» **PROVIDED DATA**:
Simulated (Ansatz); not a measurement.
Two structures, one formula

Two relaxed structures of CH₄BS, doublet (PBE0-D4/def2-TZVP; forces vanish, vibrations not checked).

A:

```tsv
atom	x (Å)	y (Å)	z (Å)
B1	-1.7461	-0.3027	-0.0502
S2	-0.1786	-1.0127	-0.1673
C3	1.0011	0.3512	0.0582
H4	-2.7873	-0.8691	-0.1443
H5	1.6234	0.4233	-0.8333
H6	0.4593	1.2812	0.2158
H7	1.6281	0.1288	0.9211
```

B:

» **WORK REQUEST**: In the lines above, every record is to be repeated exactly.

» **WRITTEN ANSWER**:
Simulated (Ansatz); not a measurement.
Two structures, one formula

Two relaxed structures of CH₄BS, doublet (PBE0-D4/def2-TZVP; forces vanish, vibrations not checked).

A:

```tsv
atom	x (Å)	y (Å)	z (Å)
B1	-1.7461	-0.3027	-0.0502
S2	-0.1786	-1.0127	-0.1673
C3	1.0011	0.3512	0.0582
H4	-2.7873	-0.8691	-0.1443
H5	1.6234	0.4233	-0.8333
H6	0.4593	1.2812	0.2158
H7	1.6281	0.1288	0.9211
```

B:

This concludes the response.